REQUIRED ACTION. All entries must be transcribed without a single difference.

[Start of Attachment]
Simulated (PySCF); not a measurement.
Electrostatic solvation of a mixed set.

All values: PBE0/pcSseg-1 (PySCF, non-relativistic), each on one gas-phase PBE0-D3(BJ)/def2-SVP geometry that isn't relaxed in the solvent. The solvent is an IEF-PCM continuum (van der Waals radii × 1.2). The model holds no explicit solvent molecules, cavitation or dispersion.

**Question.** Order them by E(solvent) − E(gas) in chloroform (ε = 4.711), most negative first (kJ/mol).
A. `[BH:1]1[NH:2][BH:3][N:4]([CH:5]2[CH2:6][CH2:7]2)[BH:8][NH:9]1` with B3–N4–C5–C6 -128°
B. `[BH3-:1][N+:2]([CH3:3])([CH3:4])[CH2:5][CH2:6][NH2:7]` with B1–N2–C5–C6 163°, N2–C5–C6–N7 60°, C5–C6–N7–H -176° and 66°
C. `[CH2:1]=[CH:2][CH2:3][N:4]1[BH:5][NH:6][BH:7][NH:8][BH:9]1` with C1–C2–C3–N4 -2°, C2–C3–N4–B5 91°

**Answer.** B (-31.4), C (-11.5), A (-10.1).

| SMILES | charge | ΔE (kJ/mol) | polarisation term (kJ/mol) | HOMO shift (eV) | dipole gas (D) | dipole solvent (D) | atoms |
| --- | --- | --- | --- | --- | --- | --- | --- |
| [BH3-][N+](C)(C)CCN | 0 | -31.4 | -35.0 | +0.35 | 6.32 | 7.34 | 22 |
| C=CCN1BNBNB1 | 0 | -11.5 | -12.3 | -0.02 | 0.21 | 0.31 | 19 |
[End of Attachment]

TASK OUTPUT.
Simulated (PySCF); not a measurement.
Electrostatic solvation of a mixed set.

All values: PBE0/pcSseg-1 (PySCF, non-relativistic), each on one gas-phase PBE0-D3(BJ)/def2-SVP geometry that isn't relaxed in the solvent. The solvent is an IEF-PCM continuum (van der Waals radii × 1.2). The model holds no explicit solvent molecules, cavitation or dispersion.

**Question.** Order them by E(solvent) − E(gas) in chloroform (ε = 4.711), most negative first (kJ/mol).
A. `[BH:1]1[NH:2][BH:3][N:4]([CH:5]2[CH2:6][CH2:7]2)[BH:8][NH:9]1` with B3–N4–C5–C6 -128°
B. `[BH3-:1][N+:2]([CH3:3])([CH3:4])[CH2:5][CH2:6][NH2:7]` with B1–N2–C5–C6 163°, N2–C5–C6–N7 60°, C5–C6–N7–H -176° and 66°
C. `[CH2:1]=[CH:2][CH2:3][N:4]1[BH:5][NH:6][BH:7][NH:8][BH:9]1` with C1–C2–C3–N4 -2°, C2–C3–N4–B5 91°

**Answer.** B (-31.4), C (-11.5), A (-10.1).

| SMILES | charge | ΔE (kJ/mol) | polarisation term (kJ/mol) | HOMO shift (eV) | dipole gas (D) | dipole solvent (D) | atoms |
| --- | --- | --- | --- | --- | --- | --- | --- |
| [BH3-][N+](C)(C)CCN | 0 | -31.4 | -35.0 | +0.35 | 6.32 | 7.34 | 22 |
| C=CCN1BNBNB1 | 0 | -11.5 | -12.3 | -0.02 | 0.21 | 0.31 | 19 |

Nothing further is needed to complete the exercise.